> _SOURCE MATERIAL_:
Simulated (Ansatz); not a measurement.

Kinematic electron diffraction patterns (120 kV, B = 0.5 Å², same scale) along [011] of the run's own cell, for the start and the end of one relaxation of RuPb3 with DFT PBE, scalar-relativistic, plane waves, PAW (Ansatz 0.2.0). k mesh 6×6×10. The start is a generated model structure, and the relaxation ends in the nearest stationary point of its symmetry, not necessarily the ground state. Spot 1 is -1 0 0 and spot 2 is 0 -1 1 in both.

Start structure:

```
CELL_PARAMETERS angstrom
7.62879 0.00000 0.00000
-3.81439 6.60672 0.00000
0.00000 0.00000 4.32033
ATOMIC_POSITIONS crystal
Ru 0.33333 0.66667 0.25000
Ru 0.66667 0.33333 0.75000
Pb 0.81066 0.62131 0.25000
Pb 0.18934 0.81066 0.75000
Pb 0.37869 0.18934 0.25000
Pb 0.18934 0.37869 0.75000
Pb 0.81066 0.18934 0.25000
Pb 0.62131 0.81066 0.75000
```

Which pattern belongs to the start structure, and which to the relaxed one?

> _WORK REQUEST_: Please give the listing above one more time, exactly as it reads.

> _WRITTEN ANSWER_:
Simulated (Ansatz); not a measurement.

Kinematic electron diffraction patterns (120 kV, B = 0.5 Å², same scale) along [011] of the run's own cell, for the start and the end of one relaxation of RuPb3 with DFT PBE, scalar-relativistic, plane waves, PAW (Ansatz 0.2.0). k mesh 6×6×10. The start is a generated model structure, and the relaxation ends in the nearest stationary point of its symmetry, not necessarily the ground state. Spot 1 is -1 0 0 and spot 2 is 0 -1 1 in both.

Start structure:

```
CELL_PARAMETERS angstrom
7.62879 0.00000 0.00000
-3.81439 6.60672 0.00000
0.00000 0.00000 4.32033
ATOMIC_POSITIONS crystal
Ru 0.33333 0.66667 0.25000
Ru 0.66667 0.33333 0.75000
Pb 0.81066 0.62131 0.25000
Pb 0.18934 0.81066 0.75000
Pb 0.37869 0.18934 0.25000
Pb 0.18934 0.37869 0.75000
Pb 0.81066 0.18934 0.25000
Pb 0.62131 0.81066 0.75000
```

Which pattern belongs to the start structure, and which to the relaxed one?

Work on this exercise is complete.